Assigned task: Beginning with the very first line, please reproduce the entries exactly through the line containing "Level of theory: DFT".

** Opening Listed records block **

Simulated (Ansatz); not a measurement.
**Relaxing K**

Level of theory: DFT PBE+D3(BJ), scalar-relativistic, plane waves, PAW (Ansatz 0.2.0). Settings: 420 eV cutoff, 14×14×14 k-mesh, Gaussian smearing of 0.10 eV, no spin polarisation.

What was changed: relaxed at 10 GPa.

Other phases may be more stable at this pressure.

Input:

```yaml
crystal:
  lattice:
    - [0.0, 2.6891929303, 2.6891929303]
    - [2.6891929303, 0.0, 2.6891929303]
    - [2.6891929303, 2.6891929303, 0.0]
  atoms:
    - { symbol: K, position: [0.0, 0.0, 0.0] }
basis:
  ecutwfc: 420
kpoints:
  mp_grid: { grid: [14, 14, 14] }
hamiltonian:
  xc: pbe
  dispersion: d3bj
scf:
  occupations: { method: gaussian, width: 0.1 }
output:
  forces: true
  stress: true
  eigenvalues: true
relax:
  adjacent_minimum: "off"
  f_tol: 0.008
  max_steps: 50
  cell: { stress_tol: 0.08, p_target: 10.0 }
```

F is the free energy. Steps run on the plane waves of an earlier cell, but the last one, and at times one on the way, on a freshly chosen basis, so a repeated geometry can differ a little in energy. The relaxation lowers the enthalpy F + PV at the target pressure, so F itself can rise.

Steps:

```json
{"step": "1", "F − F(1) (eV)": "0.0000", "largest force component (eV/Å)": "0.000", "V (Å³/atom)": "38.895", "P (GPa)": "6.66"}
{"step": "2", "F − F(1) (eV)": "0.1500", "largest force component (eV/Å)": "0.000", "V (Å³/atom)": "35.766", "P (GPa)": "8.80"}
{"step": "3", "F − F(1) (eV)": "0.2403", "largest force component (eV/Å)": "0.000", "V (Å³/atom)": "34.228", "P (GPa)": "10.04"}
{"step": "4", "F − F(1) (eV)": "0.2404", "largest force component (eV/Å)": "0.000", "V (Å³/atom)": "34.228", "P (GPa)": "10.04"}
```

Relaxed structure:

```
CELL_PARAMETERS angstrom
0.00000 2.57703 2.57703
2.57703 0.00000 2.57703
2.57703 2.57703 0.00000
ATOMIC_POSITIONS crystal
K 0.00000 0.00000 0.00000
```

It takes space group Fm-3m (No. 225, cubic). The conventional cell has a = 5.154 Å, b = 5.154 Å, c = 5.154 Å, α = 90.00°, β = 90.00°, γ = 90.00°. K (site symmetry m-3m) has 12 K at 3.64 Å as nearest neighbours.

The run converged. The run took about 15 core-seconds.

** Closing Listed records block **

Answer box:
Simulated (Ansatz); not a measurement.
**Relaxing K**

Level of theory: DFT PBE+D3(BJ), scalar-relativistic, plane waves, PAW (Ansatz 0.2.0). Settings: 420 eV cutoff, 14×14×14 k-mesh, Gaussian smearing of 0.10 eV, no spin polarisation.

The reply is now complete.